TASK ITEM » Each record below must be returned exactly as shown.

RECORDED INFORMATION »
========================
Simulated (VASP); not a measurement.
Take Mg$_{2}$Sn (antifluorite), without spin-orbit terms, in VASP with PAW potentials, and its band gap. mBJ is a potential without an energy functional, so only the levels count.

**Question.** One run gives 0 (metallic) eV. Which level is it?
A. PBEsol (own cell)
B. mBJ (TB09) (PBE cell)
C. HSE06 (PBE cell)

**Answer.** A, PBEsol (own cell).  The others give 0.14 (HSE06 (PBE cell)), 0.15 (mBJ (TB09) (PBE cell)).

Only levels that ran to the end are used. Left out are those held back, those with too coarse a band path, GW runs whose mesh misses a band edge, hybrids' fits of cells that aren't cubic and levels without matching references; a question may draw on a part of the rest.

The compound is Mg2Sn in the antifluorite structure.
========================

WRITTEN SOLUTION »
Simulated (VASP); not a measurement.
Take Mg$_{2}$Sn (antifluorite), without spin-orbit terms, in VASP with PAW potentials, and its band gap. mBJ is a potential without an energy functional, so only the levels count.

**Question.** One run gives 0 (metallic) eV. Which level is it?
A. PBEsol (own cell)
B. mBJ (TB09) (PBE cell)
C. HSE06 (PBE cell)

**Answer.** A, PBEsol (own cell).  The others give 0.14 (HSE06 (PBE cell)), 0.15 (mBJ (TB09) (PBE cell)).

Only levels that ran to the end are used. Left out are those held back, those with too coarse a band path, GW runs whose mesh misses a band edge, hybrids' fits of cells that aren't cubic and levels without matching references; a question may draw on a part of the rest.

The compound is Mg2Sn in the antifluorite structure.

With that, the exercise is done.